■ EXTRACTED INFORMATION ■
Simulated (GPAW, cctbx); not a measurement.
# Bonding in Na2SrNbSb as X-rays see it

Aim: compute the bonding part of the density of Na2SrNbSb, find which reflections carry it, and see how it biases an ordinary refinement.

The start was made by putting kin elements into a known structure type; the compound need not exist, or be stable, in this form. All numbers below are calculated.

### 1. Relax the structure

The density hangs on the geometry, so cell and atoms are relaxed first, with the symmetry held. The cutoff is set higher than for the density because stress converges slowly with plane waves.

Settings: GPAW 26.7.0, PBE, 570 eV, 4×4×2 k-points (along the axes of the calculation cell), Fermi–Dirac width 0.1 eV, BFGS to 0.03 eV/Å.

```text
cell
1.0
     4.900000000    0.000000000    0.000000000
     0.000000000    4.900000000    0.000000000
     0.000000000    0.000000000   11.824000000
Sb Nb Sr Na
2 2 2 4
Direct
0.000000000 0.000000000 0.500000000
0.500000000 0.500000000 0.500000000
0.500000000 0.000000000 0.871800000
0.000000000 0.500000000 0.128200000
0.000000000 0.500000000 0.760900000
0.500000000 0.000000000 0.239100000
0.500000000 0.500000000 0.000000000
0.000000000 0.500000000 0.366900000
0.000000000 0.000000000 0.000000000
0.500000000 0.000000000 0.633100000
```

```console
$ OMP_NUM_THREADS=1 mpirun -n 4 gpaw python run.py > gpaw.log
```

■ WORK ORDER ■
Give every record again, exactly as it appears.

■ TASK RESULT ■
Simulated (GPAW, cctbx); not a measurement.
# Bonding in Na2SrNbSb as X-rays see it

Aim: compute the bonding part of the density of Na2SrNbSb, find which reflections carry it, and see how it biases an ordinary refinement.

The start was made by putting kin elements into a known structure type; the compound need not exist, or be stable, in this form. All numbers below are calculated.

### 1. Relax the structure

The density hangs on the geometry, so cell and atoms are relaxed first, with the symmetry held. The cutoff is set higher than for the density because stress converges slowly with plane waves.

Settings: GPAW 26.7.0, PBE, 570 eV, 4×4×2 k-points (along the axes of the calculation cell), Fermi–Dirac width 0.1 eV, BFGS to 0.03 eV/Å.

```text
cell
1.0
     4.900000000    0.000000000    0.000000000
     0.000000000    4.900000000    0.000000000
     0.000000000    0.000000000   11.824000000
Sb Nb Sr Na
2 2 2 4
Direct
0.000000000 0.000000000 0.500000000
0.500000000 0.500000000 0.500000000
0.500000000 0.000000000 0.871800000
0.000000000 0.500000000 0.128200000
0.000000000 0.500000000 0.760900000
0.500000000 0.000000000 0.239100000
0.500000000 0.500000000 0.000000000
0.000000000 0.500000000 0.366900000
0.000000000 0.000000000 0.000000000
0.500000000 0.000000000 0.633100000
```

```console
$ OMP_NUM_THREADS=1 mpirun -n 4 gpaw python run.py > gpaw.log
```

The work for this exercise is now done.